Work task — Line by line, transcribe the data shown below.

Stored data —
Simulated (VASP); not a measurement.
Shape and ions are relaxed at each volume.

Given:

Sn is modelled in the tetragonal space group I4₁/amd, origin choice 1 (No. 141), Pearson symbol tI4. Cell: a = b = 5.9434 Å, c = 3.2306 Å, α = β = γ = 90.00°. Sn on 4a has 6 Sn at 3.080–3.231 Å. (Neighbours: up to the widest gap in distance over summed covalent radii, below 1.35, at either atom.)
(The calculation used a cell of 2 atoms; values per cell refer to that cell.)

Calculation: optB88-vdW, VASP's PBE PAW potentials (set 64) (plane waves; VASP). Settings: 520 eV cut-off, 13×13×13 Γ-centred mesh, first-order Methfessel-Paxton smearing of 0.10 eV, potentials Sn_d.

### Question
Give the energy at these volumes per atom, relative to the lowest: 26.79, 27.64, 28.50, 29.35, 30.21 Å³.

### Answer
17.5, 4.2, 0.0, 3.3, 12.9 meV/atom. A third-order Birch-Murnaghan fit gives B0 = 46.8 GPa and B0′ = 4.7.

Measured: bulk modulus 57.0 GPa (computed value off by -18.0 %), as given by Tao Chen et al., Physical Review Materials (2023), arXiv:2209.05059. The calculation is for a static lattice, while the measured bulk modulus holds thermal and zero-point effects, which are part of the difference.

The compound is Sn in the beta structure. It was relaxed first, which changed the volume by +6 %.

Written answer —
Simulated (VASP); not a measurement.
Shape and ions are relaxed at each volume.

Given:

Sn is modelled in the tetragonal space group I4₁/amd, origin choice 1 (No. 141), Pearson symbol tI4. Cell: a = b = 5.9434 Å, c = 3.2306 Å, α = β = γ = 90.00°. Sn on 4a has 6 Sn at 3.080–3.231 Å. (Neighbours: up to the widest gap in distance over summed covalent radii, below 1.35, at either atom.)
(The calculation used a cell of 2 atoms; values per cell refer to that cell.)

Calculation: optB88-vdW, VASP's PBE PAW potentials (set 64) (plane waves; VASP). Settings: 520 eV cut-off, 13×13×13 Γ-centred mesh, first-order Methfessel-Paxton smearing of 0.10 eV, potentials Sn_d.

### Question
Give the energy at these volumes per atom, relative to the lowest: 26.79, 27.64, 28.50, 29.35, 30.21 Å³.

### Answer
17.5, 4.2, 0.0, 3.3, 12.9 meV/atom. A third-order Birch-Murnaghan fit gives B0 = 46.8 GPa and B0′ = 4.7.

Measured: bulk modulus 57.0 GPa (computed value off by -18.0 %), as given by Tao Chen et al., Physical Review Materials (2023), arXiv:2209.05059. The calculation is for a static lattice, while the measured bulk modulus holds thermal and zero-point effects, which are part of the difference.

The compound is Sn in the beta structure. It was relaxed first, which changed the volume by +6 %.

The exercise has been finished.